» DATA RECORDS
##############################
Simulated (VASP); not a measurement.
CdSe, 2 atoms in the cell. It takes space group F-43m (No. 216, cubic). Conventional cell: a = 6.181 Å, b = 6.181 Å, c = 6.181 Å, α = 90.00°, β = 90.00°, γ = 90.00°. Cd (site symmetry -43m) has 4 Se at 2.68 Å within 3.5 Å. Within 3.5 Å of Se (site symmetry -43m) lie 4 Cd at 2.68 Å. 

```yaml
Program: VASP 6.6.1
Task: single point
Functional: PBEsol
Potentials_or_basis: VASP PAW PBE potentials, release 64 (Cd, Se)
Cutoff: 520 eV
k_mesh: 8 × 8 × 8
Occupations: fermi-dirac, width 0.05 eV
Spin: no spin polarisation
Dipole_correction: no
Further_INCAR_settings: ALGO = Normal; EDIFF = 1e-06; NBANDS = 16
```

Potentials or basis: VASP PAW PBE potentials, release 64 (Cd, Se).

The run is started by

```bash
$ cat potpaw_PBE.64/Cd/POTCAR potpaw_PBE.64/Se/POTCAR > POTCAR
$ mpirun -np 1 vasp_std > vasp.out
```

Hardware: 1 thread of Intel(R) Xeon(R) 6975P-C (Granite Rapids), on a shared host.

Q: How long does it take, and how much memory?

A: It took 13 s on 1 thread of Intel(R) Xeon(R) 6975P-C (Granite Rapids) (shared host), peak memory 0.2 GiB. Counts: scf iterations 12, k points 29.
##############################

» WORK ITEM
Return nothing but the lines from the start of the listing above through the line containing "Q: How long", exactly as given.

» TASK ANSWER
Simulated (VASP); not a measurement.
CdSe, 2 atoms in the cell. It takes space group F-43m (No. 216, cubic). Conventional cell: a = 6.181 Å, b = 6.181 Å, c = 6.181 Å, α = 90.00°, β = 90.00°, γ = 90.00°. Cd (site symmetry -43m) has 4 Se at 2.68 Å within 3.5 Å. Within 3.5 Å of Se (site symmetry -43m) lie 4 Cd at 2.68 Å. 

```yaml
Program: VASP 6.6.1
Task: single point
Functional: PBEsol
Potentials_or_basis: VASP PAW PBE potentials, release 64 (Cd, Se)
Cutoff: 520 eV
k_mesh: 8 × 8 × 8
Occupations: fermi-dirac, width 0.05 eV
Spin: no spin polarisation
Dipole_correction: no
Further_INCAR_settings: ALGO = Normal; EDIFF = 1e-06; NBANDS = 16
```

Potentials or basis: VASP PAW PBE potentials, release 64 (Cd, Se).

The run is started by

```bash
$ cat potpaw_PBE.64/Cd/POTCAR potpaw_PBE.64/Se/POTCAR > POTCAR
$ mpirun -np 1 vasp_std > vasp.out
```

Hardware: 1 thread of Intel(R) Xeon(R) 6975P-C (Granite Rapids), on a shared host.

Q: How long does it take, and how much memory?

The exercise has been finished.